- - -

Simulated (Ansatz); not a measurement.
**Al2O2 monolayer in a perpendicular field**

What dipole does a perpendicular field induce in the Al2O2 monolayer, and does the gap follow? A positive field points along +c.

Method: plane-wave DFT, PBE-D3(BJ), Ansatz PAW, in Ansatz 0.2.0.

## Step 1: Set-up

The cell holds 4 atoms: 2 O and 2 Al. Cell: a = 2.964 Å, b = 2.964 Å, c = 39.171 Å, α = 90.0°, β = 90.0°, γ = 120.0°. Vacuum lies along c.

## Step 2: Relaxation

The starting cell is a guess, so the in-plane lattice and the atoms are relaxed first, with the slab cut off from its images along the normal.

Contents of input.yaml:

- - -

• **Work request**: Please output an exact copy of the lines above, from the opening line of the data down to the line that contains "The starting cell".

• **Response box**:
Simulated (Ansatz); not a measurement.
**Al2O2 monolayer in a perpendicular field**

What dipole does a perpendicular field induce in the Al2O2 monolayer, and does the gap follow? A positive field points along +c.

Method: plane-wave DFT, PBE-D3(BJ), Ansatz PAW, in Ansatz 0.2.0.

## Step 1: Set-up

The cell holds 4 atoms: 2 O and 2 Al. Cell: a = 2.964 Å, b = 2.964 Å, c = 39.171 Å, α = 90.0°, β = 90.0°, γ = 120.0°. Vacuum lies along c.

## Step 2: Relaxation

The starting cell is a guess, so the in-plane lattice and the atoms are relaxed first, with the slab cut off from its images along the normal.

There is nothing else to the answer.